▸ Entries supplied:
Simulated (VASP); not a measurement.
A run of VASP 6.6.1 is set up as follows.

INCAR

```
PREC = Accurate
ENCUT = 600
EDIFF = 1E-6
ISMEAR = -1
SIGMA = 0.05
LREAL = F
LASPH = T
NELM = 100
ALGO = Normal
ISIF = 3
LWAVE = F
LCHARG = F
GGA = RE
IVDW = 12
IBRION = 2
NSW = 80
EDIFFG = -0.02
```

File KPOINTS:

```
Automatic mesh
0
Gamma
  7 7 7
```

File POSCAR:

▸ Task item: Reproduce all records exactly, without omissions.

▸ Solution:
Simulated (VASP); not a measurement.
A run of VASP 6.6.1 is set up as follows.

INCAR

```
PREC = Accurate
ENCUT = 600
EDIFF = 1E-6
ISMEAR = -1
SIGMA = 0.05
LREAL = F
LASPH = T
NELM = 100
ALGO = Normal
ISIF = 3
LWAVE = F
LCHARG = F
GGA = RE
IVDW = 12
IBRION = 2
NSW = 80
EDIFFG = -0.02
```

File KPOINTS:

```
Automatic mesh
0
Gamma
  7 7 7
```

File POSCAR:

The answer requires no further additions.